Repeat only the lines running from the beginning of the material through the line that contains "Couplings in gauss use g_iso = 2.0026.".

### Dataset extract
::::::::

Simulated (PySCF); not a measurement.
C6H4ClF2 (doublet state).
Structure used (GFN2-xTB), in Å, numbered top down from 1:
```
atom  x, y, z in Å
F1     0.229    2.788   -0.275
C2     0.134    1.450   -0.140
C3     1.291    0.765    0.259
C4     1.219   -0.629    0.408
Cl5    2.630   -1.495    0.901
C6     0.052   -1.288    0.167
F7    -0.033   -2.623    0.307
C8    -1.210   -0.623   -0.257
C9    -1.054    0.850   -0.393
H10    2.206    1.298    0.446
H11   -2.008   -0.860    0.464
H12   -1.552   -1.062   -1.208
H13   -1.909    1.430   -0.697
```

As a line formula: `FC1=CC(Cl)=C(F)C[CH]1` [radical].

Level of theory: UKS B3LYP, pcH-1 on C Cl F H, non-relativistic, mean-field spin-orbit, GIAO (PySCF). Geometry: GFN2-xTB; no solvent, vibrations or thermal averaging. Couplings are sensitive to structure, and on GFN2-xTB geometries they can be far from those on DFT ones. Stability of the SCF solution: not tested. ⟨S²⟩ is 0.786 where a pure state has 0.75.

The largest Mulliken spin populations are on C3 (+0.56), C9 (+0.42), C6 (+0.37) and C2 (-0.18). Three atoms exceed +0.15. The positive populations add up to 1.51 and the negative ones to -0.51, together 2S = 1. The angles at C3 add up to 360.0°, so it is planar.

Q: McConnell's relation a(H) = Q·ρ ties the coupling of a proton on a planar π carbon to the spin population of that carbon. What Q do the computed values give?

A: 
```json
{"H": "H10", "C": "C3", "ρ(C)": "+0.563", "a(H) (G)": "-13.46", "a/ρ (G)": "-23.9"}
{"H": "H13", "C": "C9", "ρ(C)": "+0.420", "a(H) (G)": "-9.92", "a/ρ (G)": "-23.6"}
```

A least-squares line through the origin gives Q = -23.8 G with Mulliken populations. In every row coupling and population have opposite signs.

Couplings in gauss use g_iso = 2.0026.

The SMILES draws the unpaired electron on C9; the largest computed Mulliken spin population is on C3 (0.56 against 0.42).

::::::::

### Worked solution
Simulated (PySCF); not a measurement.
C6H4ClF2 (doublet state).
Structure used (GFN2-xTB), in Å, numbered top down from 1:
```
atom  x, y, z in Å
F1     0.229    2.788   -0.275
C2     0.134    1.450   -0.140
C3     1.291    0.765    0.259
C4     1.219   -0.629    0.408
Cl5    2.630   -1.495    0.901
C6     0.052   -1.288    0.167
F7    -0.033   -2.623    0.307
C8    -1.210   -0.623   -0.257
C9    -1.054    0.850   -0.393
H10    2.206    1.298    0.446
H11   -2.008   -0.860    0.464
H12   -1.552   -1.062   -1.208
H13   -1.909    1.430   -0.697
```

As a line formula: `FC1=CC(Cl)=C(F)C[CH]1` [radical].

Level of theory: UKS B3LYP, pcH-1 on C Cl F H, non-relativistic, mean-field spin-orbit, GIAO (PySCF). Geometry: GFN2-xTB; no solvent, vibrations or thermal averaging. Couplings are sensitive to structure, and on GFN2-xTB geometries they can be far from those on DFT ones. Stability of the SCF solution: not tested. ⟨S²⟩ is 0.786 where a pure state has 0.75.

The largest Mulliken spin populations are on C3 (+0.56), C9 (+0.42), C6 (+0.37) and C2 (-0.18). Three atoms exceed +0.15. The positive populations add up to 1.51 and the negative ones to -0.51, together 2S = 1. The angles at C3 add up to 360.0°, so it is planar.

Q: McConnell's relation a(H) = Q·ρ ties the coupling of a proton on a planar π carbon to the spin population of that carbon. What Q do the computed values give?

A: 
```json
{"H": "H10", "C": "C3", "ρ(C)": "+0.563", "a(H) (G)": "-13.46", "a/ρ (G)": "-23.9"}
{"H": "H13", "C": "C9", "ρ(C)": "+0.420", "a(H) (G)": "-9.92", "a/ρ (G)": "-23.6"}
```

A least-squares line through the origin gives Q = -23.8 G with Mulliken populations. In every row coupling and population have opposite signs.

Couplings in gauss use g_iso = 2.0026.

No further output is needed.